DATASET EXTRACT:
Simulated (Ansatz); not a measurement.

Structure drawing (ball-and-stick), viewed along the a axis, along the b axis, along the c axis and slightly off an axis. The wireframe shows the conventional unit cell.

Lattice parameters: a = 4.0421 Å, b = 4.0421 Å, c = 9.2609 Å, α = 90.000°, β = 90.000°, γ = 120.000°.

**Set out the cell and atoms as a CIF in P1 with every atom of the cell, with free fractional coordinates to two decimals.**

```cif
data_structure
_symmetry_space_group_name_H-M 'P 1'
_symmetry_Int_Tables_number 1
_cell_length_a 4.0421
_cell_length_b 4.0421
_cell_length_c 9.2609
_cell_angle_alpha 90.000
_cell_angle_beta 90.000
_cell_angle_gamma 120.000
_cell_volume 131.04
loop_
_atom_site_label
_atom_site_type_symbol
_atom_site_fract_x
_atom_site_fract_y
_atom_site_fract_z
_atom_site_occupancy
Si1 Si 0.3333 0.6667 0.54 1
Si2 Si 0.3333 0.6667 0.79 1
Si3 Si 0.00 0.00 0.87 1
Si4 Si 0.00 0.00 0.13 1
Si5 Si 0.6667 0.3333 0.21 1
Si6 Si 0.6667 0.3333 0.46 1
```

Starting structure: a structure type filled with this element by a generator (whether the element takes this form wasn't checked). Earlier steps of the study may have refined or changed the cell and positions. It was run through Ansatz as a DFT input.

WORK ITEM: The material shown above is to be retyped in full, without alteration.

ANSWER SECTION:
Simulated (Ansatz); not a measurement.

Structure drawing (ball-and-stick), viewed along the a axis, along the b axis, along the c axis and slightly off an axis. The wireframe shows the conventional unit cell.

Lattice parameters: a = 4.0421 Å, b = 4.0421 Å, c = 9.2609 Å, α = 90.000°, β = 90.000°, γ = 120.000°.

**Set out the cell and atoms as a CIF in P1 with every atom of the cell, with free fractional coordinates to two decimals.**

```cif
data_structure
_symmetry_space_group_name_H-M 'P 1'
_symmetry_Int_Tables_number 1
_cell_length_a 4.0421
_cell_length_b 4.0421
_cell_length_c 9.2609
_cell_angle_alpha 90.000
_cell_angle_beta 90.000
_cell_angle_gamma 120.000
_cell_volume 131.04
loop_
_atom_site_label
_atom_site_type_symbol
_atom_site_fract_x
_atom_site_fract_y
_atom_site_fract_z
_atom_site_occupancy
Si1 Si 0.3333 0.6667 0.54 1
Si2 Si 0.3333 0.6667 0.79 1
Si3 Si 0.00 0.00 0.87 1
Si4 Si 0.00 0.00 0.13 1
Si5 Si 0.6667 0.3333 0.21 1
Si6 Si 0.6667 0.3333 0.46 1
```

Starting structure: a structure type filled with this element by a generator (whether the element takes this form wasn't checked). Earlier steps of the study may have refined or changed the cell and positions. It was run through Ansatz as a DFT input.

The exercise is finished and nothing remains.